——————
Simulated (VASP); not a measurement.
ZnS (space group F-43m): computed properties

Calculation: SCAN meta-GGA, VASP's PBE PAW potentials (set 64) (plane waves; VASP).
——————

## [Work order]
Set down the records again verbatim, so that each word stays as it is.

## [Exercise result]
Simulated (VASP); not a measurement.
ZnS (space group F-43m): computed properties

Calculation: SCAN meta-GGA, VASP's PBE PAW potentials (set 64) (plane waves; VASP).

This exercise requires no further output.